▶ Stored data
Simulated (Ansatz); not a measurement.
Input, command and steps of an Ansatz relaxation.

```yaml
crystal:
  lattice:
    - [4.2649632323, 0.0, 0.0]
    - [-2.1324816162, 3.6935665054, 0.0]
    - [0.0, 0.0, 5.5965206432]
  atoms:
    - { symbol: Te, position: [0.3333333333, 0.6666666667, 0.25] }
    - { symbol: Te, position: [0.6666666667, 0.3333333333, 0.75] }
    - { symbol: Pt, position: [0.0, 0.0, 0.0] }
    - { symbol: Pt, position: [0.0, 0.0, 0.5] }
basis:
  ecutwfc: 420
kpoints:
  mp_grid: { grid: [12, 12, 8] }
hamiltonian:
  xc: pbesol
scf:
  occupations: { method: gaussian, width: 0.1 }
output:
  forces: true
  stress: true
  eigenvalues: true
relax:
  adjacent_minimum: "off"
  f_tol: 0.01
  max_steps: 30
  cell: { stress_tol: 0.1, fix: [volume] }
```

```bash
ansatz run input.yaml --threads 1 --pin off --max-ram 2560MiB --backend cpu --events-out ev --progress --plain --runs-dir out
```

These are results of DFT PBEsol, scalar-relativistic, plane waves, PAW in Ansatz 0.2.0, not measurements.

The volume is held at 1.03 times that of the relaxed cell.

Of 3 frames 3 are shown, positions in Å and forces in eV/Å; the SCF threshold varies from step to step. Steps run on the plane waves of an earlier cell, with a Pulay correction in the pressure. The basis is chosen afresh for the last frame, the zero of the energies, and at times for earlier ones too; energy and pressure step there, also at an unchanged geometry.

▶ Requirement
Please reproduce the lines from the line with "Input, command and" to the line with "The volume is", both ends included, exactly as they appear above.

▶ Your response
Input, command and steps of an Ansatz relaxation.

```yaml
crystal:
  lattice:
    - [4.2649632323, 0.0, 0.0]
    - [-2.1324816162, 3.6935665054, 0.0]
    - [0.0, 0.0, 5.5965206432]
  atoms:
    - { symbol: Te, position: [0.3333333333, 0.6666666667, 0.25] }
    - { symbol: Te, position: [0.6666666667, 0.3333333333, 0.75] }
    - { symbol: Pt, position: [0.0, 0.0, 0.0] }
    - { symbol: Pt, position: [0.0, 0.0, 0.5] }
basis:
  ecutwfc: 420
kpoints:
  mp_grid: { grid: [12, 12, 8] }
hamiltonian:
  xc: pbesol
scf:
  occupations: { method: gaussian, width: 0.1 }
output:
  forces: true
  stress: true
  eigenvalues: true
relax:
  adjacent_minimum: "off"
  f_tol: 0.01
  max_steps: 30
  cell: { stress_tol: 0.1, fix: [volume] }
```

```bash
ansatz run input.yaml --threads 1 --pin off --max-ram 2560MiB --backend cpu --events-out ev --progress --plain --runs-dir out
```

These are results of DFT PBEsol, scalar-relativistic, plane waves, PAW in Ansatz 0.2.0, not measurements.

The volume is held at 1.03 times that of the relaxed cell.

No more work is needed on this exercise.